### Work order
Your output should repeat each record below with no differences.

━━━━━━

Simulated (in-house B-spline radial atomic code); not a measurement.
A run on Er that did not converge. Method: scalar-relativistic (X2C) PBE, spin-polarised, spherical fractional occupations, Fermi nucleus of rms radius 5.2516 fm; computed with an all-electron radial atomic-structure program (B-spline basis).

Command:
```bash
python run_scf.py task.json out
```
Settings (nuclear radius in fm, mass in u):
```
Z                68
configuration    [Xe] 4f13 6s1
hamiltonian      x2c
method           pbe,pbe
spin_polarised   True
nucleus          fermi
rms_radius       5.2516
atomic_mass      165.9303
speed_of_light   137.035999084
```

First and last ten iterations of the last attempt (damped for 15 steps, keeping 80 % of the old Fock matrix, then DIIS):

━━━━━━

### Response box
Simulated (in-house B-spline radial atomic code); not a measurement.
A run on Er that did not converge. Method: scalar-relativistic (X2C) PBE, spin-polarised, spherical fractional occupations, Fermi nucleus of rms radius 5.2516 fm; computed with an all-electron radial atomic-structure program (B-spline basis).

Command:
```bash
python run_scf.py task.json out
```
Settings (nuclear radius in fm, mass in u):
```
Z                68
configuration    [Xe] 4f13 6s1
hamiltonian      x2c
method           pbe,pbe
spin_polarised   True
nucleus          fermi
rms_radius       5.2516
atomic_mass      165.9303
speed_of_light   137.035999084
```

First and last ten iterations of the last attempt (damped for 15 steps, keeping 80 % of the old Fock matrix, then DIIS):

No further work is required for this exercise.